━━━━━━━━

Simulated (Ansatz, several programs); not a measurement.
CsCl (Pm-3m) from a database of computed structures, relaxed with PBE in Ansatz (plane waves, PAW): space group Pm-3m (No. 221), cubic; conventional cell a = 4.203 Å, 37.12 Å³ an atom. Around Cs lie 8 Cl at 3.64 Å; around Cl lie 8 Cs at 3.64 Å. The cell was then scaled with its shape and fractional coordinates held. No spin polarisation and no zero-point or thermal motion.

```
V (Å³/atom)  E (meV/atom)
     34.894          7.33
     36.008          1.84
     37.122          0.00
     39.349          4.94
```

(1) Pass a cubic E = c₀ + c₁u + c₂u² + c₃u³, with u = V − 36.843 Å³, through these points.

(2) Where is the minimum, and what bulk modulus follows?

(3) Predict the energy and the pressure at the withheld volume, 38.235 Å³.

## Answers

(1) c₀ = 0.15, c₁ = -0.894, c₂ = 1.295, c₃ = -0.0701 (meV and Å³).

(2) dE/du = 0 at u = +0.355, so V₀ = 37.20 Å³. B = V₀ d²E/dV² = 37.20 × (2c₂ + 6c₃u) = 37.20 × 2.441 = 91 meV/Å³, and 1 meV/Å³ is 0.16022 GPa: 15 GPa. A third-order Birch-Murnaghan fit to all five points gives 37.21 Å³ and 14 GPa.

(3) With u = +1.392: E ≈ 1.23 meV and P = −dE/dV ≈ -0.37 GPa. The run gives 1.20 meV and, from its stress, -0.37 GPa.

━━━━━━━━

▶ _TASK ITEM_
Copy each entry exactly, with nothing added or dropped.

▶ _YOUR RESPONSE_
Simulated (Ansatz, several programs); not a measurement.
CsCl (Pm-3m) from a database of computed structures, relaxed with PBE in Ansatz (plane waves, PAW): space group Pm-3m (No. 221), cubic; conventional cell a = 4.203 Å, 37.12 Å³ an atom. Around Cs lie 8 Cl at 3.64 Å; around Cl lie 8 Cs at 3.64 Å. The cell was then scaled with its shape and fractional coordinates held. No spin polarisation and no zero-point or thermal motion.

```
V (Å³/atom)  E (meV/atom)
     34.894          7.33
     36.008          1.84
     37.122          0.00
     39.349          4.94
```

(1) Pass a cubic E = c₀ + c₁u + c₂u² + c₃u³, with u = V − 36.843 Å³, through these points.

(2) Where is the minimum, and what bulk modulus follows?

(3) Predict the energy and the pressure at the withheld volume, 38.235 Å³.

## Answers

(1) c₀ = 0.15, c₁ = -0.894, c₂ = 1.295, c₃ = -0.0701 (meV and Å³).

(2) dE/du = 0 at u = +0.355, so V₀ = 37.20 Å³. B = V₀ d²E/dV² = 37.20 × (2c₂ + 6c₃u) = 37.20 × 2.441 = 91 meV/Å³, and 1 meV/Å³ is 0.16022 GPa: 15 GPa. A third-order Birch-Murnaghan fit to all five points gives 37.21 Å³ and 14 GPa.

(3) With u = +1.392: E ≈ 1.23 meV and P = −dE/dV ≈ -0.37 GPa. The run gives 1.20 meV and, from its stress, -0.37 GPa.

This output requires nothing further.